» **Brief**:
With the first line as the start and the line containing "Solution. (a) 4.71; (b) 4.12." as the end, write out every line of the records exactly.

Segment Start: Provided information
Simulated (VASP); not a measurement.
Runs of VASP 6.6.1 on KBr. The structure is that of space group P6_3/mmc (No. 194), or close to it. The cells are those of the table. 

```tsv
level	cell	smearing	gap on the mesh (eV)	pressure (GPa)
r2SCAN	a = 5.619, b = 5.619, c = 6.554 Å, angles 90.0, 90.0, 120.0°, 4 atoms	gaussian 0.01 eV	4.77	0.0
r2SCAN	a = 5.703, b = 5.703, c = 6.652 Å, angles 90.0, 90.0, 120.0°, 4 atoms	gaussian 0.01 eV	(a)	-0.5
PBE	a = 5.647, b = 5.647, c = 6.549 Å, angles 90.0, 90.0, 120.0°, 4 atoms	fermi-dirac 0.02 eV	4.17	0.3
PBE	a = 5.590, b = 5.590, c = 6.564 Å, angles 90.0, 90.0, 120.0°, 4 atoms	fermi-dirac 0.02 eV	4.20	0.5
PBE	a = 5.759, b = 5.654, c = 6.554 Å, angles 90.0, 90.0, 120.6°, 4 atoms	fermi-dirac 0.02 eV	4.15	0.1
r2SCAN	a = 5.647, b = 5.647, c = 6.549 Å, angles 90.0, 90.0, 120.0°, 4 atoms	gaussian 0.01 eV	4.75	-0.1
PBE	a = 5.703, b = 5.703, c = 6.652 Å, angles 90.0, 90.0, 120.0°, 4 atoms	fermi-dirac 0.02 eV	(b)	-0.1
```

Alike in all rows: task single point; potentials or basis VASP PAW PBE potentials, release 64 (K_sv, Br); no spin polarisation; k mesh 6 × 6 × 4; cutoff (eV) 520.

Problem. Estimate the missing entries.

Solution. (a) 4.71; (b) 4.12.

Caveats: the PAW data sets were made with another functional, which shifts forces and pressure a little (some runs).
Segment End: Provided information

» **Task solution**:
Simulated (VASP); not a measurement.
Runs of VASP 6.6.1 on KBr. The structure is that of space group P6_3/mmc (No. 194), or close to it. The cells are those of the table. 

```tsv
level	cell	smearing	gap on the mesh (eV)	pressure (GPa)
r2SCAN	a = 5.619, b = 5.619, c = 6.554 Å, angles 90.0, 90.0, 120.0°, 4 atoms	gaussian 0.01 eV	4.77	0.0
r2SCAN	a = 5.703, b = 5.703, c = 6.652 Å, angles 90.0, 90.0, 120.0°, 4 atoms	gaussian 0.01 eV	(a)	-0.5
PBE	a = 5.647, b = 5.647, c = 6.549 Å, angles 90.0, 90.0, 120.0°, 4 atoms	fermi-dirac 0.02 eV	4.17	0.3
PBE	a = 5.590, b = 5.590, c = 6.564 Å, angles 90.0, 90.0, 120.0°, 4 atoms	fermi-dirac 0.02 eV	4.20	0.5
PBE	a = 5.759, b = 5.654, c = 6.554 Å, angles 90.0, 90.0, 120.6°, 4 atoms	fermi-dirac 0.02 eV	4.15	0.1
r2SCAN	a = 5.647, b = 5.647, c = 6.549 Å, angles 90.0, 90.0, 120.0°, 4 atoms	gaussian 0.01 eV	4.75	-0.1
PBE	a = 5.703, b = 5.703, c = 6.652 Å, angles 90.0, 90.0, 120.0°, 4 atoms	fermi-dirac 0.02 eV	(b)	-0.1
```

Alike in all rows: task single point; potentials or basis VASP PAW PBE potentials, release 64 (K_sv, Br); no spin polarisation; k mesh 6 × 6 × 4; cutoff (eV) 520.

Problem. Estimate the missing entries.

Solution. (a) 4.71; (b) 4.12.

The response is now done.